• [PROVIDED INFORMATION]
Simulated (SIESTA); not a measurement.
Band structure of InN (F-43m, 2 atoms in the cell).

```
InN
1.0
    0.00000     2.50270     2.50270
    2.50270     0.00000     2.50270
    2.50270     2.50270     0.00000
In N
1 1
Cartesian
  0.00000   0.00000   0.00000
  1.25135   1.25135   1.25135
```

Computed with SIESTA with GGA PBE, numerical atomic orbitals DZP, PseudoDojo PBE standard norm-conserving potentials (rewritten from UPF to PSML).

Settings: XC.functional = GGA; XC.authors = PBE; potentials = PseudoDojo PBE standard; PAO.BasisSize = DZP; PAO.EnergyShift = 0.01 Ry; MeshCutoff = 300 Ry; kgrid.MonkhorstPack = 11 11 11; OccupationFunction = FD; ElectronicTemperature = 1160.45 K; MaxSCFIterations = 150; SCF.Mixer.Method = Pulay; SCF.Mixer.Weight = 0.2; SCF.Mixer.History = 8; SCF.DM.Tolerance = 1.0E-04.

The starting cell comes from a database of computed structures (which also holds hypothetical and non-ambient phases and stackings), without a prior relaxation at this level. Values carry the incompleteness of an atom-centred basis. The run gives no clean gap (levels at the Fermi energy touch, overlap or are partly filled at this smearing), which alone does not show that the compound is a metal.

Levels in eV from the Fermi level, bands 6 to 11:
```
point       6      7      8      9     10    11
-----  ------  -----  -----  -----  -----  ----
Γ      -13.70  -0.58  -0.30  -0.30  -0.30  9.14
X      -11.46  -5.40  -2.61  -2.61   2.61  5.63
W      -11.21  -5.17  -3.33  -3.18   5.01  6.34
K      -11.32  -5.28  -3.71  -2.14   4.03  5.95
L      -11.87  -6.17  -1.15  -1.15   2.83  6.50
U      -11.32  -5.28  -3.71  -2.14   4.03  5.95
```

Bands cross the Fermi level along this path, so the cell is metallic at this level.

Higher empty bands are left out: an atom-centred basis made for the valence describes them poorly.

• [ACTION ITEM] Beginning at the line with "Levels in eV" and stopping after the line with "Bands cross the", please write out every line of the data above exactly and nothing else.

• [EXERCISE ANSWER]
Levels in eV from the Fermi level, bands 6 to 11:
```
point       6      7      8      9     10    11
-----  ------  -----  -----  -----  -----  ----
Γ      -13.70  -0.58  -0.30  -0.30  -0.30  9.14
X      -11.46  -5.40  -2.61  -2.61   2.61  5.63
W      -11.21  -5.17  -3.33  -3.18   5.01  6.34
K      -11.32  -5.28  -3.71  -2.14   4.03  5.95
L      -11.87  -6.17  -1.15  -1.15   2.83  6.50
U      -11.32  -5.28  -3.71  -2.14   4.03  5.95
```

Bands cross the Fermi level along this path, so the cell is metallic at this level.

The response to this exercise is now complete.